-------- SOURCE DATA --------

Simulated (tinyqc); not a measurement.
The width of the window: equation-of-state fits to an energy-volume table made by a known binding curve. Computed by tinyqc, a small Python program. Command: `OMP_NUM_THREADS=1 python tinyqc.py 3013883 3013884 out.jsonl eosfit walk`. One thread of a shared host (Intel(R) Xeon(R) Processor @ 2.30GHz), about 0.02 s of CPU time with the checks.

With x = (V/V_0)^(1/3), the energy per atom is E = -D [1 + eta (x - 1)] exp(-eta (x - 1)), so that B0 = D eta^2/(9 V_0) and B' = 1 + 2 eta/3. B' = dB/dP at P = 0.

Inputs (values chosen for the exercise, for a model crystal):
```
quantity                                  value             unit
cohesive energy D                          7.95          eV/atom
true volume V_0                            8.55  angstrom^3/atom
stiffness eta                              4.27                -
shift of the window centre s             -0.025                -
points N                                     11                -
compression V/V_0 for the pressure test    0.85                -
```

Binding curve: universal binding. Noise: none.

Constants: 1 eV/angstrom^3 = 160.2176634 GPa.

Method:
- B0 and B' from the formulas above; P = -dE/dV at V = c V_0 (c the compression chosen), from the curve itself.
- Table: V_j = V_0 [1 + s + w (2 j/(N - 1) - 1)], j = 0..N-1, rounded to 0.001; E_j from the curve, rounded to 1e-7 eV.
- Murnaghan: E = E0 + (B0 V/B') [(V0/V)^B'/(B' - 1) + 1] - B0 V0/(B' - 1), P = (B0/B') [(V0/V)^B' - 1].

--------

ACTIVITY: From the first line to the last, restate the data above exactly.

RESPONSE AREA:
Simulated (tinyqc); not a measurement.
The width of the window: equation-of-state fits to an energy-volume table made by a known binding curve. Computed by tinyqc, a small Python program. Command: `OMP_NUM_THREADS=1 python tinyqc.py 3013883 3013884 out.jsonl eosfit walk`. One thread of a shared host (Intel(R) Xeon(R) Processor @ 2.30GHz), about 0.02 s of CPU time with the checks.

With x = (V/V_0)^(1/3), the energy per atom is E = -D [1 + eta (x - 1)] exp(-eta (x - 1)), so that B0 = D eta^2/(9 V_0) and B' = 1 + 2 eta/3. B' = dB/dP at P = 0.

Inputs (values chosen for the exercise, for a model crystal):
```
quantity                                  value             unit
cohesive energy D                          7.95          eV/atom
true volume V_0                            8.55  angstrom^3/atom
stiffness eta                              4.27                -
shift of the window centre s             -0.025                -
points N                                     11                -
compression V/V_0 for the pressure test    0.85                -
```

Binding curve: universal binding. Noise: none.

Constants: 1 eV/angstrom^3 = 160.2176634 GPa.

Method:
- B0 and B' from the formulas above; P = -dE/dV at V = c V_0 (c the compression chosen), from the curve itself.
- Table: V_j = V_0 [1 + s + w (2 j/(N - 1) - 1)], j = 0..N-1, rounded to 0.001; E_j from the curve, rounded to 1e-7 eV.
- Murnaghan: E = E0 + (B0 V/B') [(V0/V)^B'/(B' - 1) + 1] - B0 V0/(B' - 1), P = (B0/B') [(V0/V)^B' - 1].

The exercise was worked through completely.